Return the lines exactly as they stand, from the first of the material through the line containing "A disc through".

◆ **Extracted entries**
_ _ _ _ _ _ _
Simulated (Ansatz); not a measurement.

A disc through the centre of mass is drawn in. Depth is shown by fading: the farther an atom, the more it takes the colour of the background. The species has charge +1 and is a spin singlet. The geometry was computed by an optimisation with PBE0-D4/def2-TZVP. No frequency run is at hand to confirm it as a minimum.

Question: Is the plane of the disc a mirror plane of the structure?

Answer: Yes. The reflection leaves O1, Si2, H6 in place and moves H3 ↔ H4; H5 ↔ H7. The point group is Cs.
_ _ _ _ _ _ _

◆ **Answer space**
Simulated (Ansatz); not a measurement.

A disc through the centre of mass is drawn in. Depth is shown by fading: the farther an atom, the more it takes the colour of the background. The species has charge +1 and is a spin singlet. The geometry was computed by an optimisation with PBE0-D4/def2-TZVP. No frequency run is at hand to confirm it as a minimum.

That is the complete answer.